*REQUIREMENT*.
Reproduce only what lies between the first line of the material below and the line containing "0.93 | 7.20 |", with both of those lines included and every line kept exact.

*STUDY MATERIAL*.
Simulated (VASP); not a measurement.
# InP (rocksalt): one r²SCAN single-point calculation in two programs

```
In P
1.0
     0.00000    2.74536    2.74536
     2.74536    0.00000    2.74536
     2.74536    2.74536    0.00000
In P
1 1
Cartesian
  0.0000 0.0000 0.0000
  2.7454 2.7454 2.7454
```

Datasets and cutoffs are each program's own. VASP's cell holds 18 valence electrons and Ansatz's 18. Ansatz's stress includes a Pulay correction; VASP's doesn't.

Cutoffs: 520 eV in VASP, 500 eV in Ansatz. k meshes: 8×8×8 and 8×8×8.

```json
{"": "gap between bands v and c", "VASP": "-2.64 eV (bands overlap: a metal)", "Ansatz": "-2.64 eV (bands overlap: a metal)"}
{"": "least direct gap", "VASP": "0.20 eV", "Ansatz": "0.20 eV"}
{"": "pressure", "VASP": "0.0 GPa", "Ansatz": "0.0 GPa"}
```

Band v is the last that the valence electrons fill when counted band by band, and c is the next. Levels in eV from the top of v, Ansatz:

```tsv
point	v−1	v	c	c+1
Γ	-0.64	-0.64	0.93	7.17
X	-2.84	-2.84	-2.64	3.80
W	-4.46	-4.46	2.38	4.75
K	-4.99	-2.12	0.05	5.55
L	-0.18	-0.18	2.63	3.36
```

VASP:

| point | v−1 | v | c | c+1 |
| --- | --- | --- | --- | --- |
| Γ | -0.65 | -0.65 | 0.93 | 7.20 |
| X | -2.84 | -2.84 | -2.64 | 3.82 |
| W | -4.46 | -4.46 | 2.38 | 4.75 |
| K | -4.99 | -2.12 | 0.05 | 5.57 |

*EXERCISE ANSWER*.
Simulated (VASP); not a measurement.
# InP (rocksalt): one r²SCAN single-point calculation in two programs

```
In P
1.0
     0.00000    2.74536    2.74536
     2.74536    0.00000    2.74536
     2.74536    2.74536    0.00000
In P
1 1
Cartesian
  0.0000 0.0000 0.0000
  2.7454 2.7454 2.7454
```

Datasets and cutoffs are each program's own. VASP's cell holds 18 valence electrons and Ansatz's 18. Ansatz's stress includes a Pulay correction; VASP's doesn't.

Cutoffs: 520 eV in VASP, 500 eV in Ansatz. k meshes: 8×8×8 and 8×8×8.

```json
{"": "gap between bands v and c", "VASP": "-2.64 eV (bands overlap: a metal)", "Ansatz": "-2.64 eV (bands overlap: a metal)"}
{"": "least direct gap", "VASP": "0.20 eV", "Ansatz": "0.20 eV"}
{"": "pressure", "VASP": "0.0 GPa", "Ansatz": "0.0 GPa"}
```

Band v is the last that the valence electrons fill when counted band by band, and c is the next. Levels in eV from the top of v, Ansatz:

```tsv
point	v−1	v	c	c+1
Γ	-0.64	-0.64	0.93	7.17
X	-2.84	-2.84	-2.64	3.80
W	-4.46	-4.46	2.38	4.75
K	-4.99	-2.12	0.05	5.55
L	-0.18	-0.18	2.63	3.36
```

VASP:

| point | v−1 | v | c | c+1 |
| --- | --- | --- | --- | --- |
| Γ | -0.65 | -0.65 | 0.93 | 7.20 |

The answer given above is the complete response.